_ _ _ _ _ _ _

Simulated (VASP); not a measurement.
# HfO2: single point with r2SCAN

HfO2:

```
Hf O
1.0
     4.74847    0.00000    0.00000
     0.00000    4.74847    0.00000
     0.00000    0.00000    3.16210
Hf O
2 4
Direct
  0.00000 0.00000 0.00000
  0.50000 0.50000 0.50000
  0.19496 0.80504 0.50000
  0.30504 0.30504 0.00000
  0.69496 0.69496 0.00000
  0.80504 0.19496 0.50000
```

_ _ _ _ _ _ _

→ **Requirement**
In this exercise, repeat the entries above verbatim.

→ **Response box**
Simulated (VASP); not a measurement.
# HfO2: single point with r2SCAN

HfO2:

```
Hf O
1.0
     4.74847    0.00000    0.00000
     0.00000    4.74847    0.00000
     0.00000    0.00000    3.16210
Hf O
2 4
Direct
  0.00000 0.00000 0.00000
  0.50000 0.50000 0.50000
  0.19496 0.80504 0.50000
  0.30504 0.30504 0.00000
  0.69496 0.69496 0.00000
  0.80504 0.19496 0.50000
```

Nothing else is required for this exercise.